## Activity
The line containing "The two are" marks the end, so write out exactly every line from the top of the entries below through that one.

[Excerpted data Boundary: Start]

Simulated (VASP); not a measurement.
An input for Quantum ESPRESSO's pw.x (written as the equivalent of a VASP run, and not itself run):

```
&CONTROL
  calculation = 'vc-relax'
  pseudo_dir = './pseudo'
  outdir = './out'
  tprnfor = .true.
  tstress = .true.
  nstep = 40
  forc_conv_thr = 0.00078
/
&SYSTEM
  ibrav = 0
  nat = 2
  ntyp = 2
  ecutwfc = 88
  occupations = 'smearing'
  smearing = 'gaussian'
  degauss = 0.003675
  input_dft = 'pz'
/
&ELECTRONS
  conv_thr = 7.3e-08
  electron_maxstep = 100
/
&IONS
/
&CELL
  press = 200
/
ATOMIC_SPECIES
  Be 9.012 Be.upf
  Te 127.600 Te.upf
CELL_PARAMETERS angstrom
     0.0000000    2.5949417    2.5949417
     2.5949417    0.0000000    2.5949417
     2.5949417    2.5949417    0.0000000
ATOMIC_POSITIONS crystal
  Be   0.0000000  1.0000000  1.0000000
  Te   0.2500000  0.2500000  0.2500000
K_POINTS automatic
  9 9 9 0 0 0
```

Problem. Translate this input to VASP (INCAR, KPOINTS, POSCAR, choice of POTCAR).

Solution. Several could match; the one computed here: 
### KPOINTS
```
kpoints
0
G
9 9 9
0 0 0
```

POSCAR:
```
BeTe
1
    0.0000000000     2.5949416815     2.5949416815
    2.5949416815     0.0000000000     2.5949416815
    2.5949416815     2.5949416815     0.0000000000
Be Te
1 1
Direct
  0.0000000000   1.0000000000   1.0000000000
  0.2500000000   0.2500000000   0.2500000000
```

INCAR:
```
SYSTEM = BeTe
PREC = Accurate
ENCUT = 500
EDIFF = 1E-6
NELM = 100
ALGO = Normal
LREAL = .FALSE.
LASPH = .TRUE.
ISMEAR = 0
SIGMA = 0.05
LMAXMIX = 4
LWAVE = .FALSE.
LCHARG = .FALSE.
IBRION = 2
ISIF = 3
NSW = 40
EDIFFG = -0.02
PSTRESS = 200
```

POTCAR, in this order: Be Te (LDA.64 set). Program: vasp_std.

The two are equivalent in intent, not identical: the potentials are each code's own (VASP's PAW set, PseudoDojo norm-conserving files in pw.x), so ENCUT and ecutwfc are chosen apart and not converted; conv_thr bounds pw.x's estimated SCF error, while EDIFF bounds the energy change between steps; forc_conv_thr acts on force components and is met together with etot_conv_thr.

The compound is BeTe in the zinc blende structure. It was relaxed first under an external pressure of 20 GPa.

[Excerpted data Boundary: End]

## Exercise output
Simulated (VASP); not a measurement.
An input for Quantum ESPRESSO's pw.x (written as the equivalent of a VASP run, and not itself run):

```
&CONTROL
  calculation = 'vc-relax'
  pseudo_dir = './pseudo'
  outdir = './out'
  tprnfor = .true.
  tstress = .true.
  nstep = 40
  forc_conv_thr = 0.00078
/
&SYSTEM
  ibrav = 0
  nat = 2
  ntyp = 2
  ecutwfc = 88
  occupations = 'smearing'
  smearing = 'gaussian'
  degauss = 0.003675
  input_dft = 'pz'
/
&ELECTRONS
  conv_thr = 7.3e-08
  electron_maxstep = 100
/
&IONS
/
&CELL
  press = 200
/
ATOMIC_SPECIES
  Be 9.012 Be.upf
  Te 127.600 Te.upf
CELL_PARAMETERS angstrom
     0.0000000    2.5949417    2.5949417
     2.5949417    0.0000000    2.5949417
     2.5949417    2.5949417    0.0000000
ATOMIC_POSITIONS crystal
  Be   0.0000000  1.0000000  1.0000000
  Te   0.2500000  0.2500000  0.2500000
K_POINTS automatic
  9 9 9 0 0 0
```

Problem. Translate this input to VASP (INCAR, KPOINTS, POSCAR, choice of POTCAR).

Solution. Several could match; the one computed here: 
### KPOINTS
```
kpoints
0
G
9 9 9
0 0 0
```

POSCAR:
```
BeTe
1
    0.0000000000     2.5949416815     2.5949416815
    2.5949416815     0.0000000000     2.5949416815
    2.5949416815     2.5949416815     0.0000000000
Be Te
1 1
Direct
  0.0000000000   1.0000000000   1.0000000000
  0.2500000000   0.2500000000   0.2500000000
```

INCAR:
```
SYSTEM = BeTe
PREC = Accurate
ENCUT = 500
EDIFF = 1E-6
NELM = 100
ALGO = Normal
LREAL = .FALSE.
LASPH = .TRUE.
ISMEAR = 0
SIGMA = 0.05
LMAXMIX = 4
LWAVE = .FALSE.
LCHARG = .FALSE.
IBRION = 2
ISIF = 3
NSW = 40
EDIFFG = -0.02
PSTRESS = 200
```

POTCAR, in this order: Be Te (LDA.64 set). Program: vasp_std.

The two are equivalent in intent, not identical: the potentials are each code's own (VASP's PAW set, PseudoDojo norm-conserving files in pw.x), so ENCUT and ecutwfc are chosen apart and not converted; conv_thr bounds pw.x's estimated SCF error, while EDIFF bounds the energy change between steps; forc_conv_thr acts on force components and is met together with etot_conv_thr.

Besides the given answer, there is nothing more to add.